Action item - Output the complete listing exactly.

Material provided -
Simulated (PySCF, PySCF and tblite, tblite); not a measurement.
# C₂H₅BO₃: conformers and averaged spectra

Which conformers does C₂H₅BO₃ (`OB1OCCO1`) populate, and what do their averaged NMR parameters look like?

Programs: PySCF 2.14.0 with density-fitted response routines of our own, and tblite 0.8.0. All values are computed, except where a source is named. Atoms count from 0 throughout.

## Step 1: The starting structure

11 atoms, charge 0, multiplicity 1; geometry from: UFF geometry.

Task solution -
Simulated (PySCF, PySCF and tblite, tblite); not a measurement.
# C₂H₅BO₃: conformers and averaged spectra

Which conformers does C₂H₅BO₃ (`OB1OCCO1`) populate, and what do their averaged NMR parameters look like?

Programs: PySCF 2.14.0 with density-fitted response routines of our own, and tblite 0.8.0. All values are computed, except where a source is named. Atoms count from 0 throughout.

## Step 1: The starting structure

11 atoms, charge 0, multiplicity 1; geometry from: UFF geometry.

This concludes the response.